◇ ◇ ◇ ◇ ◇ ◇ ◇

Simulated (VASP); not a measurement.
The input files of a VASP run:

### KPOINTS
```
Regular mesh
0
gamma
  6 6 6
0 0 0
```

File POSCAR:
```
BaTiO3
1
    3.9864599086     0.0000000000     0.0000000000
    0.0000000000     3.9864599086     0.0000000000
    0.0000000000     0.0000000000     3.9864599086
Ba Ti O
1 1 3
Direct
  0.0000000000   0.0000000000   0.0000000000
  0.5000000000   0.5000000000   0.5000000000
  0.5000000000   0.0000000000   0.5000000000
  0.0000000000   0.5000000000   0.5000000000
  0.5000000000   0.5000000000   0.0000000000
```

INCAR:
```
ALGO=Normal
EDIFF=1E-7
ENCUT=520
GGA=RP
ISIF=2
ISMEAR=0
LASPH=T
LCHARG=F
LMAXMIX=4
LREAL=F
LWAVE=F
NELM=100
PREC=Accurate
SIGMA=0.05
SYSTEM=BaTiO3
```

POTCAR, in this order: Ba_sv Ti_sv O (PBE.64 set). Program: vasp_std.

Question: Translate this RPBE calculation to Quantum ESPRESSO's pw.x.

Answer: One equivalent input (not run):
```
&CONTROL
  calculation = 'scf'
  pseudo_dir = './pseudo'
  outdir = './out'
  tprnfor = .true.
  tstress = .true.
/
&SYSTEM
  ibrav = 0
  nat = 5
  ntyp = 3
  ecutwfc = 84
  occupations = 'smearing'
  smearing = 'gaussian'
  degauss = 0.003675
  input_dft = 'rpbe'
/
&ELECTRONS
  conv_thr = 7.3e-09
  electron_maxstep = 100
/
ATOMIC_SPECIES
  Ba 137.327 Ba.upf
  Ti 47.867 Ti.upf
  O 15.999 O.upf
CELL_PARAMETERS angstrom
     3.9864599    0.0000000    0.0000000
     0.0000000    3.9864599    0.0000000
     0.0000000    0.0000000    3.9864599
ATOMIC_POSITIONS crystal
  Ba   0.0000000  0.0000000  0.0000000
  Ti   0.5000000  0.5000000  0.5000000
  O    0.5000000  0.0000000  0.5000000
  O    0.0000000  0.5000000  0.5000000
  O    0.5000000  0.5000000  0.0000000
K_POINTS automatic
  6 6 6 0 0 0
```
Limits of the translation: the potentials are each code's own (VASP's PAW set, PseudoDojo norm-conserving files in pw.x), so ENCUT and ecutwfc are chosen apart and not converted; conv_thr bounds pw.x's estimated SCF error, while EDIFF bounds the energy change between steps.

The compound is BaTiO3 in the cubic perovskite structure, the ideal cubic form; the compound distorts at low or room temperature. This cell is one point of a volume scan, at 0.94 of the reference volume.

◇ ◇ ◇ ◇ ◇ ◇ ◇

Please, starting with the first line of the material above, write out each line exactly and finish on the line that includes "Limits of the".

◆ Solution:
Simulated (VASP); not a measurement.
The input files of a VASP run:

### KPOINTS
```
Regular mesh
0
gamma
  6 6 6
0 0 0
```

File POSCAR:
```
BaTiO3
1
    3.9864599086     0.0000000000     0.0000000000
    0.0000000000     3.9864599086     0.0000000000
    0.0000000000     0.0000000000     3.9864599086
Ba Ti O
1 1 3
Direct
  0.0000000000   0.0000000000   0.0000000000
  0.5000000000   0.5000000000   0.5000000000
  0.5000000000   0.0000000000   0.5000000000
  0.0000000000   0.5000000000   0.5000000000
  0.5000000000   0.5000000000   0.0000000000
```

INCAR:
```
ALGO=Normal
EDIFF=1E-7
ENCUT=520
GGA=RP
ISIF=2
ISMEAR=0
LASPH=T
LCHARG=F
LMAXMIX=4
LREAL=F
LWAVE=F
NELM=100
PREC=Accurate
SIGMA=0.05
SYSTEM=BaTiO3
```

POTCAR, in this order: Ba_sv Ti_sv O (PBE.64 set). Program: vasp_std.

Question: Translate this RPBE calculation to Quantum ESPRESSO's pw.x.

Answer: One equivalent input (not run):
```
&CONTROL
  calculation = 'scf'
  pseudo_dir = './pseudo'
  outdir = './out'
  tprnfor = .true.
  tstress = .true.
/
&SYSTEM
  ibrav = 0
  nat = 5
  ntyp = 3
  ecutwfc = 84
  occupations = 'smearing'
  smearing = 'gaussian'
  degauss = 0.003675
  input_dft = 'rpbe'
/
&ELECTRONS
  conv_thr = 7.3e-09
  electron_maxstep = 100
/
ATOMIC_SPECIES
  Ba 137.327 Ba.upf
  Ti 47.867 Ti.upf
  O 15.999 O.upf
CELL_PARAMETERS angstrom
     3.9864599    0.0000000    0.0000000
     0.0000000    3.9864599    0.0000000
     0.0000000    0.0000000    3.9864599
ATOMIC_POSITIONS crystal
  Ba   0.0000000  0.0000000  0.0000000
  Ti   0.5000000  0.5000000  0.5000000
  O    0.5000000  0.0000000  0.5000000
  O    0.0000000  0.5000000  0.5000000
  O    0.5000000  0.5000000  0.0000000
K_POINTS automatic
  6 6 6 0 0 0
```
Limits of the translation: the potentials are each code's own (VASP's PAW set, PseudoDojo norm-conserving files in pw.x), so ENCUT and ecutwfc are chosen apart and not converted; conv_thr bounds pw.x's estimated SCF error, while EDIFF bounds the energy change between steps.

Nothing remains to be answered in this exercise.